━━ Information given
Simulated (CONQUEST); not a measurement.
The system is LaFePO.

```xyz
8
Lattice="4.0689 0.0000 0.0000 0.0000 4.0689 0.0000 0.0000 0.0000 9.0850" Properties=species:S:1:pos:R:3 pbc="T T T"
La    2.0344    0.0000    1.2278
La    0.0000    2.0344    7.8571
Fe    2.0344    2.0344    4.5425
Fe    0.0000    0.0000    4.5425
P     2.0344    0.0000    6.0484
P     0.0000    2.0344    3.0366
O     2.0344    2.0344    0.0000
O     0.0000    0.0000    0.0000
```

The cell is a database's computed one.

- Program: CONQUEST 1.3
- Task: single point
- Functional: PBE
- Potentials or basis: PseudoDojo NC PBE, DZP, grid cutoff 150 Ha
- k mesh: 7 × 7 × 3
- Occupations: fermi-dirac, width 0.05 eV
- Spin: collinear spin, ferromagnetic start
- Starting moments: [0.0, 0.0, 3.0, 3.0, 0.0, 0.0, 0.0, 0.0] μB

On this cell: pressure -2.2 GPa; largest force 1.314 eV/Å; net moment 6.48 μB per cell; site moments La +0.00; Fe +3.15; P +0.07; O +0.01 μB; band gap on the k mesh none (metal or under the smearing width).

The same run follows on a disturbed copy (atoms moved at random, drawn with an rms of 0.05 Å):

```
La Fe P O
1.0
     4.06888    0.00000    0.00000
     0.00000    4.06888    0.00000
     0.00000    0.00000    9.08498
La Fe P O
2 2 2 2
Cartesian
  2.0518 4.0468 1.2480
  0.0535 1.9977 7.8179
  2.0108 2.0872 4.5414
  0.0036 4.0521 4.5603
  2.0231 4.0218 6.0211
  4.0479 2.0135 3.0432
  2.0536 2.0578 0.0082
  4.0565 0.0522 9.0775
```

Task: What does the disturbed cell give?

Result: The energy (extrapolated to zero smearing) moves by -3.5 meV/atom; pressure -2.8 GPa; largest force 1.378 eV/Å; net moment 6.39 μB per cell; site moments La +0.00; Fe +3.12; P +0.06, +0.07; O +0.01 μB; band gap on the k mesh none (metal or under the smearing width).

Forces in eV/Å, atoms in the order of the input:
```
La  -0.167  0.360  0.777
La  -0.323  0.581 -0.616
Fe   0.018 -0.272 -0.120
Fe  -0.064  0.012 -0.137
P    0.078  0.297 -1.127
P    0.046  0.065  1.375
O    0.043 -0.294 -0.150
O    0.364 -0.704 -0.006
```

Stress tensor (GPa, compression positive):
━━━━

*Activity*. From the entries above, write out only the lines starting at the line that holds "- Occupations: fermi-dirac, width 0.05 eV" and ending at the line that holds "- Starting moments: [0.0, 0.0, 3.0, 3.0, 0.0, 0.0, 0.0, 0.0]", keeping both and matching them exactly.

*Your response*.
- Occupations: fermi-dirac, width 0.05 eV
- Spin: collinear spin, ferromagnetic start
- Starting moments: [0.0, 0.0, 3.0, 3.0, 0.0, 0.0, 0.0, 0.0] μB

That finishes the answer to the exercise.